[TASK ITEM] Quote only the lines from the top of the listing below down to and including the line with "Question: Which one is relaxed?".

******************************
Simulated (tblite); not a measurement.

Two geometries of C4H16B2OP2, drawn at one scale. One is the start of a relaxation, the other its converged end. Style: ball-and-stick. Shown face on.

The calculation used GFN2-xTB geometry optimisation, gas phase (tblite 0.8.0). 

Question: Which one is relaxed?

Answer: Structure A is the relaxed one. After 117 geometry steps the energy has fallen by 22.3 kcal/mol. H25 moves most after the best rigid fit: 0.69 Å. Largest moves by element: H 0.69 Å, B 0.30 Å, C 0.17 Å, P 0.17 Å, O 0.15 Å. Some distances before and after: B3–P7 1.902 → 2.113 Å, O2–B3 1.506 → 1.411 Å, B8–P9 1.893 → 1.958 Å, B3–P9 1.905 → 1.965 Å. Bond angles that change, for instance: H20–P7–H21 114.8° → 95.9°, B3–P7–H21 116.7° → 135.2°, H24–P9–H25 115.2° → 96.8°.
******************************

[SOLUTION]
Simulated (tblite); not a measurement.

Two geometries of C4H16B2OP2, drawn at one scale. One is the start of a relaxation, the other its converged end. Style: ball-and-stick. Shown face on.

The calculation used GFN2-xTB geometry optimisation, gas phase (tblite 0.8.0). 

Question: Which one is relaxed?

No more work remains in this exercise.